◆ **Work task**: Your answer should be the lines below from the one with "# Ionisation of cyclopropanecarboxylic acid" to the one with "not IUPAC locants.", both included, given again exactly and with nothing added.

===== Listed entries =====

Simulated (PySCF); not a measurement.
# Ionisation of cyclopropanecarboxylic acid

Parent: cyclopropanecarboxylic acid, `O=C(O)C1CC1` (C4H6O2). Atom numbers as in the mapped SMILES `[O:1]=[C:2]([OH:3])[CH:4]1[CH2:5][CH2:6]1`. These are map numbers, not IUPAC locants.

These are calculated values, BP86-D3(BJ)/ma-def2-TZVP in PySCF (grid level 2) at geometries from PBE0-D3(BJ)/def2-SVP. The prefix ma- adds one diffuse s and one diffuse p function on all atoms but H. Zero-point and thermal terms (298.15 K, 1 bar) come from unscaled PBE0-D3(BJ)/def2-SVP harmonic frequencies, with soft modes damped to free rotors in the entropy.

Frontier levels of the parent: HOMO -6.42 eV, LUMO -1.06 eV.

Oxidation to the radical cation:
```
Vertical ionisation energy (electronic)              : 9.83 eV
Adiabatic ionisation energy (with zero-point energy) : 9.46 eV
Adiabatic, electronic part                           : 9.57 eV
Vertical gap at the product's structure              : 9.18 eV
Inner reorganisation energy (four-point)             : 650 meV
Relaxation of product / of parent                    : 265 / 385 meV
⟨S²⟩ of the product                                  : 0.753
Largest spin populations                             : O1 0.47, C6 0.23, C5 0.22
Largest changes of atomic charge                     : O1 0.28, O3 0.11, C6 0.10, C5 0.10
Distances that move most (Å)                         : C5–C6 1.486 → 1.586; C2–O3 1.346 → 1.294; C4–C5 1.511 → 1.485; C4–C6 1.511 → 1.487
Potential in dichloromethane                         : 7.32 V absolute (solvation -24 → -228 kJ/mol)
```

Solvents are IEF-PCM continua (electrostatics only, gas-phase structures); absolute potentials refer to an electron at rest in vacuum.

=====

◆ **Written answer**:
# Ionisation of cyclopropanecarboxylic acid

Parent: cyclopropanecarboxylic acid, `O=C(O)C1CC1` (C4H6O2). Atom numbers as in the mapped SMILES `[O:1]=[C:2]([OH:3])[CH:4]1[CH2:5][CH2:6]1`. These are map numbers, not IUPAC locants.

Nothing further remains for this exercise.